• _WORK ORDER_: Give back exactly the stretch of data below from the line holding "Runs of Ansatz" through the line holding "Solution. (a) 24.06; (b) 22.96.", both ends included, and leave the remaining lines out.

━━━ DATASET EXTRACT ━━━

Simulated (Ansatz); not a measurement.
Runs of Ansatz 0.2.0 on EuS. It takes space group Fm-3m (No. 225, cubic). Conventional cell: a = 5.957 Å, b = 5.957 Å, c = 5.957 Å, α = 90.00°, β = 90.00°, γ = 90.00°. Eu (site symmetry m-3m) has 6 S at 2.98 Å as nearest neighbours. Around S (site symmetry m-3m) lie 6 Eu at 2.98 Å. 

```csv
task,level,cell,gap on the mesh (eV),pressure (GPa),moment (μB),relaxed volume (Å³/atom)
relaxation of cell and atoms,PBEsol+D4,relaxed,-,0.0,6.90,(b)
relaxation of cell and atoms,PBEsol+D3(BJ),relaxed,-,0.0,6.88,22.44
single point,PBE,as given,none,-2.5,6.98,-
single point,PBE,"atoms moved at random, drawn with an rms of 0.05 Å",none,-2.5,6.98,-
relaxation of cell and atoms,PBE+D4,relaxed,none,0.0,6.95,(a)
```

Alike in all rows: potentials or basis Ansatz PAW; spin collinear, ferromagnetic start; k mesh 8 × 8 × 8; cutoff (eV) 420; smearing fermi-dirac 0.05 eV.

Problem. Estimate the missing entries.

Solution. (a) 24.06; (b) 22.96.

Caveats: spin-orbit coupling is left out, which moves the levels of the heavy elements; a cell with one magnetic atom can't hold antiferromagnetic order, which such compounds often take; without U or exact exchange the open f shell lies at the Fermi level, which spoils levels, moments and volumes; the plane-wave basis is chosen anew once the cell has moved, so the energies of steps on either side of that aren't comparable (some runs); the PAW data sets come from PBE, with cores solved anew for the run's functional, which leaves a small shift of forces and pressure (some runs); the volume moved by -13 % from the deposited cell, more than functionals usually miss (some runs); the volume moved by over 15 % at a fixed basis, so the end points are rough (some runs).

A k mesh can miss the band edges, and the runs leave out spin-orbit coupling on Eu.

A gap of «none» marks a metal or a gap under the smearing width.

━━━

• _TASK SOLUTION_:
Runs of Ansatz 0.2.0 on EuS. It takes space group Fm-3m (No. 225, cubic). Conventional cell: a = 5.957 Å, b = 5.957 Å, c = 5.957 Å, α = 90.00°, β = 90.00°, γ = 90.00°. Eu (site symmetry m-3m) has 6 S at 2.98 Å as nearest neighbours. Around S (site symmetry m-3m) lie 6 Eu at 2.98 Å. 

```csv
task,level,cell,gap on the mesh (eV),pressure (GPa),moment (μB),relaxed volume (Å³/atom)
relaxation of cell and atoms,PBEsol+D4,relaxed,-,0.0,6.90,(b)
relaxation of cell and atoms,PBEsol+D3(BJ),relaxed,-,0.0,6.88,22.44
single point,PBE,as given,none,-2.5,6.98,-
single point,PBE,"atoms moved at random, drawn with an rms of 0.05 Å",none,-2.5,6.98,-
relaxation of cell and atoms,PBE+D4,relaxed,none,0.0,6.95,(a)
```

Alike in all rows: potentials or basis Ansatz PAW; spin collinear, ferromagnetic start; k mesh 8 × 8 × 8; cutoff (eV) 420; smearing fermi-dirac 0.05 eV.

Problem. Estimate the missing entries.

Solution. (a) 24.06; (b) 22.96.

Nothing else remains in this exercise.